Exercise:
The response should consist of every record, reproduced exactly.

◆ ◆ ◆ ◆ ◆

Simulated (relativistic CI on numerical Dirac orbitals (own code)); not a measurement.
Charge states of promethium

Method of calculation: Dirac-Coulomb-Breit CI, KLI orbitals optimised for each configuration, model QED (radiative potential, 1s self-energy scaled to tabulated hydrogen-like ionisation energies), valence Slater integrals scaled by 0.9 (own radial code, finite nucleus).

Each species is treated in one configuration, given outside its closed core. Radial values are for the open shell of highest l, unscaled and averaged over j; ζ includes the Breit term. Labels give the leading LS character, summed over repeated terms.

◆ ◆ ◆ ◆ ◆

Task output:
Simulated (relativistic CI on numerical Dirac orbitals (own code)); not a measurement.
Charge states of promethium

Method of calculation: Dirac-Coulomb-Breit CI, KLI orbitals optimised for each configuration, model QED (radiative potential, 1s self-energy scaled to tabulated hydrogen-like ionisation energies), valence Slater integrals scaled by 0.9 (own radial code, finite nucleus).

Each species is treated in one configuration, given outside its closed core. Radial values are for the open shell of highest l, unscaled and averaged over j; ζ includes the Breit term. Labels give the leading LS character, summed over repeated terms.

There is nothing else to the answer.